Work instruction: Each entry has to be copied exactly, with nothing missed.

Dataset content:
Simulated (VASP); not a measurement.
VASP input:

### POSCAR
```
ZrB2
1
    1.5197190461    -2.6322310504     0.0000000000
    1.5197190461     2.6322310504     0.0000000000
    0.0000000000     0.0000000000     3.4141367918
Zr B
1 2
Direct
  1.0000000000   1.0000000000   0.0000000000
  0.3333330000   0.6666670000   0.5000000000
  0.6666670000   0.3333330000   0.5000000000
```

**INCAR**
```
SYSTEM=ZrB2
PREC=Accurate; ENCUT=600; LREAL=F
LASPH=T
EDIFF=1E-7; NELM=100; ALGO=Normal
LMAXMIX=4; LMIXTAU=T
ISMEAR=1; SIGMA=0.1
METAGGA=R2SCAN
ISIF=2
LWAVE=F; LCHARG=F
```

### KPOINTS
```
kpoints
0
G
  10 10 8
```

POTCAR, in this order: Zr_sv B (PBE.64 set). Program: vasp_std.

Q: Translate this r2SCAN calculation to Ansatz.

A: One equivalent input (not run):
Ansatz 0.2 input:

Written answer:
Simulated (VASP); not a measurement.
VASP input:

### POSCAR
```
ZrB2
1
    1.5197190461    -2.6322310504     0.0000000000
    1.5197190461     2.6322310504     0.0000000000
    0.0000000000     0.0000000000     3.4141367918
Zr B
1 2
Direct
  1.0000000000   1.0000000000   0.0000000000
  0.3333330000   0.6666670000   0.5000000000
  0.6666670000   0.3333330000   0.5000000000
```

**INCAR**
```
SYSTEM=ZrB2
PREC=Accurate; ENCUT=600; LREAL=F
LASPH=T
EDIFF=1E-7; NELM=100; ALGO=Normal
LMAXMIX=4; LMIXTAU=T
ISMEAR=1; SIGMA=0.1
METAGGA=R2SCAN
ISIF=2
LWAVE=F; LCHARG=F
```

### KPOINTS
```
kpoints
0
G
  10 10 8
```

POTCAR, in this order: Zr_sv B (PBE.64 set). Program: vasp_std.

Q: Translate this r2SCAN calculation to Ansatz.

A: One equivalent input (not run):
Ansatz 0.2 input:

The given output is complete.